━━ EXCERPTED DATA ━━
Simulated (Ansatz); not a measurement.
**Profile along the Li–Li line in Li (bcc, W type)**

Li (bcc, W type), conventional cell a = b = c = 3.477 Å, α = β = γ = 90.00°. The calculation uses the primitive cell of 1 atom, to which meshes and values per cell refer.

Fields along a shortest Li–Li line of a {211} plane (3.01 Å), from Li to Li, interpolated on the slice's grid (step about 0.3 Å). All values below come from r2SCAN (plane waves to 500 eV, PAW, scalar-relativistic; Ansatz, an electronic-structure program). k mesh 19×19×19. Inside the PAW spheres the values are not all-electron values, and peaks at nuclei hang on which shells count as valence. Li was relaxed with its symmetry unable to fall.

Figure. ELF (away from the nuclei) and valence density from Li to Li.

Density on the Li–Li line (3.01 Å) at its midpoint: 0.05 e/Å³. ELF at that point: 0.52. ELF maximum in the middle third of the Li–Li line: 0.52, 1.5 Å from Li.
━━━

• **REQUIREMENT**:
Beginning with the very first line of the records above, please retype each line through the one that has "Li (bcc, W type), conventional", and add nothing.

• **WRITTEN RESPONSE**:
Simulated (Ansatz); not a measurement.
**Profile along the Li–Li line in Li (bcc, W type)**

Li (bcc, W type), conventional cell a = b = c = 3.477 Å, α = β = γ = 90.00°. The calculation uses the primitive cell of 1 atom, to which meshes and values per cell refer.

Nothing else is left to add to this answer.